■ **Work order**
When you reach the line containing "iteration limit |" in the data below, begin returning lines exactly as written, and stop once the line containing "Run 1: converged" has been returned.

■ **Provided records**
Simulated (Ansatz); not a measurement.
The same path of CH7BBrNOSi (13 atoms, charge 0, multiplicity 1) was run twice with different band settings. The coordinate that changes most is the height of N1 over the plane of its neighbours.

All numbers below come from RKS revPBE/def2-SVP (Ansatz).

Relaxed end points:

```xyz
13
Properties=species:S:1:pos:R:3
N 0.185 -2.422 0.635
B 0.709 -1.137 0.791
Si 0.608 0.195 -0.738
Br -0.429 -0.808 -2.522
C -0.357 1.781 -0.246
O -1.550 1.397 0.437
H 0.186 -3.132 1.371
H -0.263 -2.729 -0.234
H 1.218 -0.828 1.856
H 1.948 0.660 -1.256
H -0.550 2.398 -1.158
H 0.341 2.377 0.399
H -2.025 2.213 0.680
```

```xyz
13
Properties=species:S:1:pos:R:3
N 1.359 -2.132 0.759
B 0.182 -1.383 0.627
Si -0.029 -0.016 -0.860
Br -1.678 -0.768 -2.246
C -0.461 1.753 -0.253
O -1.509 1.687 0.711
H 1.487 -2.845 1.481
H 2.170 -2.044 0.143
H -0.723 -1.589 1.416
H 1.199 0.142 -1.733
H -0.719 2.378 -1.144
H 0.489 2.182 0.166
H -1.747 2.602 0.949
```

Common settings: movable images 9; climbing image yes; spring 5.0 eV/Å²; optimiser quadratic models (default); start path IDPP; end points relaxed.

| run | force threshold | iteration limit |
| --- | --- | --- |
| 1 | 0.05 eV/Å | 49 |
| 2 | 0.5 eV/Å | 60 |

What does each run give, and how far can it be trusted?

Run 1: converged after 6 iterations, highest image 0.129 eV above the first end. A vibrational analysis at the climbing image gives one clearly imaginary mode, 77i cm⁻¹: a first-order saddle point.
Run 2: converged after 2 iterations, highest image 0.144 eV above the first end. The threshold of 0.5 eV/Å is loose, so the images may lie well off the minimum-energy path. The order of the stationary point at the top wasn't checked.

■ **Expected answer**
| run | force threshold | iteration limit |
| --- | --- | --- |
| 1 | 0.05 eV/Å | 49 |
| 2 | 0.5 eV/Å | 60 |

What does each run give, and how far can it be trusted?

Run 1: converged after 6 iterations, highest image 0.129 eV above the first end. A vibrational analysis at the climbing image gives one clearly imaginary mode, 77i cm⁻¹: a first-order saddle point.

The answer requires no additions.